### Activity
Going from the top of the data below, give again each line through the one containing "Feed: 1 mol", both ends kept.

### Data for analysis
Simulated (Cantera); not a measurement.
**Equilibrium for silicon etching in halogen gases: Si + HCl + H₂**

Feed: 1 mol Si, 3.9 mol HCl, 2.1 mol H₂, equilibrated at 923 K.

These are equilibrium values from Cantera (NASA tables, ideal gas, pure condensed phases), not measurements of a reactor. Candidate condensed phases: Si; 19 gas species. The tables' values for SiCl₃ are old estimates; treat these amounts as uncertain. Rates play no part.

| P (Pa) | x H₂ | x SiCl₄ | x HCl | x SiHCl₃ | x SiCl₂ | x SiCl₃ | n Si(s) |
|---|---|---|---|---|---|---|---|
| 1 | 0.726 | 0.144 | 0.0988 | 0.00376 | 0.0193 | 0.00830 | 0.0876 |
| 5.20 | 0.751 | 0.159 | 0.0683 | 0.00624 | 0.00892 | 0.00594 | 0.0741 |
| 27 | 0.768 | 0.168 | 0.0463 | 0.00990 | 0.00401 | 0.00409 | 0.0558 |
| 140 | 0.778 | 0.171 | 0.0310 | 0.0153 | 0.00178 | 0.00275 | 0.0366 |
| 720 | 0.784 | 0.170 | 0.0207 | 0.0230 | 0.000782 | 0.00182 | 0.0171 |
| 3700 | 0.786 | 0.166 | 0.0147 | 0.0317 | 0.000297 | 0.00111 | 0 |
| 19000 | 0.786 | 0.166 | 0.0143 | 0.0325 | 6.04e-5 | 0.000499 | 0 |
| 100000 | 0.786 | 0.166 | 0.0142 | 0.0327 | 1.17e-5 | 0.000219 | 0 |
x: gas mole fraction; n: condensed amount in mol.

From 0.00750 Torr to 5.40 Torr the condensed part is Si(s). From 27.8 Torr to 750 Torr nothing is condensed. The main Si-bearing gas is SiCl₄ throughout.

### Exercise solution
Simulated (Cantera); not a measurement.
**Equilibrium for silicon etching in halogen gases: Si + HCl + H₂**

Feed: 1 mol Si, 3.9 mol HCl, 2.1 mol H₂, equilibrated at 923 K.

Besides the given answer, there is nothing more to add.